> [MATERIAL SUPPLIED]:
┄┄┄┄┄┄
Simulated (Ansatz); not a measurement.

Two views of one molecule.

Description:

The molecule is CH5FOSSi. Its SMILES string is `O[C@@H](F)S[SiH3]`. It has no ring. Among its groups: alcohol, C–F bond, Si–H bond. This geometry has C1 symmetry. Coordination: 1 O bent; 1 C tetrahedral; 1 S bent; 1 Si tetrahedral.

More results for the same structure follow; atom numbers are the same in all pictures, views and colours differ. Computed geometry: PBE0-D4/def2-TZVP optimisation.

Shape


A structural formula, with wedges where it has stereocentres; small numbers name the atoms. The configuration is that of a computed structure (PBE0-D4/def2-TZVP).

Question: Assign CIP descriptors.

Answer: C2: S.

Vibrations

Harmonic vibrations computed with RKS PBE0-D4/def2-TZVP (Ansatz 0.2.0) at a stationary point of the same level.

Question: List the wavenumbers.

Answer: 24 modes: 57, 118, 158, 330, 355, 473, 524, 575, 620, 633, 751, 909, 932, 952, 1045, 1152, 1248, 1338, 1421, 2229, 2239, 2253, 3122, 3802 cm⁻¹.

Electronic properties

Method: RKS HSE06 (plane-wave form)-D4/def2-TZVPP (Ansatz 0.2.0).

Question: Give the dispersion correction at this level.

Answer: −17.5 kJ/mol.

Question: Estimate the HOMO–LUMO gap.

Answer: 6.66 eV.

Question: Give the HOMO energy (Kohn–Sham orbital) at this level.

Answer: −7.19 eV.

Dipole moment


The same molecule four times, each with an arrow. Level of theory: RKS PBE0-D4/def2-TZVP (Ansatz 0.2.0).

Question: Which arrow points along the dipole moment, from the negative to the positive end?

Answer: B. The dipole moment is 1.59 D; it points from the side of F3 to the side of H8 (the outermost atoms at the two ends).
┄┄┄┄┄┄

> [ACTIVITY]: The response must hold only the lines above from the line with "Two views of one molecule." through the line with "Answer: −17.5 kJ/mol.", each copied exactly, both ends kept.

> [EXERCISE RESULT]:
Two views of one molecule.

Description:

The molecule is CH5FOSSi. Its SMILES string is `O[C@@H](F)S[SiH3]`. It has no ring. Among its groups: alcohol, C–F bond, Si–H bond. This geometry has C1 symmetry. Coordination: 1 O bent; 1 C tetrahedral; 1 S bent; 1 Si tetrahedral.

More results for the same structure follow; atom numbers are the same in all pictures, views and colours differ. Computed geometry: PBE0-D4/def2-TZVP optimisation.

Shape


A structural formula, with wedges where it has stereocentres; small numbers name the atoms. The configuration is that of a computed structure (PBE0-D4/def2-TZVP).

Question: Assign CIP descriptors.

Answer: C2: S.

Vibrations

Harmonic vibrations computed with RKS PBE0-D4/def2-TZVP (Ansatz 0.2.0) at a stationary point of the same level.

Question: List the wavenumbers.

Answer: 24 modes: 57, 118, 158, 330, 355, 473, 524, 575, 620, 633, 751, 909, 932, 952, 1045, 1152, 1248, 1338, 1421, 2229, 2239, 2253, 3122, 3802 cm⁻¹.

Electronic properties

Method: RKS HSE06 (plane-wave form)-D4/def2-TZVPP (Ansatz 0.2.0).

Question: Give the dispersion correction at this level.

Answer: −17.5 kJ/mol.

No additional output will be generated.